######
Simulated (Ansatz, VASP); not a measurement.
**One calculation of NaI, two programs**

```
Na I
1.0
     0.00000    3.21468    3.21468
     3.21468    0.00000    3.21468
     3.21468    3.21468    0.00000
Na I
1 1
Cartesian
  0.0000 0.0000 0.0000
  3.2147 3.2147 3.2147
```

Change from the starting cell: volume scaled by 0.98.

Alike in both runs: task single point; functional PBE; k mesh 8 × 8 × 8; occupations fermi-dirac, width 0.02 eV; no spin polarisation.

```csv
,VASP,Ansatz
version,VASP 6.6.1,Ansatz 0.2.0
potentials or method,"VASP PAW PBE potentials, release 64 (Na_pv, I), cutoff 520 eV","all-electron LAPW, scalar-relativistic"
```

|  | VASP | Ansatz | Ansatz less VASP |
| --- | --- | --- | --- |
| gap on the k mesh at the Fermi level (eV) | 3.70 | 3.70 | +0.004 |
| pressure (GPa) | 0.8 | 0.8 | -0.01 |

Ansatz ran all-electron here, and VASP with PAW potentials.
######

In the data above, start at the line that has "Alike in both", stop after the line that has "0.8 | -0.01 |", and print every line in between exactly as it stands.

Alike in both runs: task single point; functional PBE; k mesh 8 × 8 × 8; occupations fermi-dirac, width 0.02 eV; no spin polarisation.

```csv
,VASP,Ansatz
version,VASP 6.6.1,Ansatz 0.2.0
potentials or method,"VASP PAW PBE potentials, release 64 (Na_pv, I), cutoff 520 eV","all-electron LAPW, scalar-relativistic"
```

|  | VASP | Ansatz | Ansatz less VASP |
| --- | --- | --- | --- |
| gap on the k mesh at the Fermi level (eV) | 3.70 | 3.70 | +0.004 |
| pressure (GPa) | 0.8 | 0.8 | -0.01 |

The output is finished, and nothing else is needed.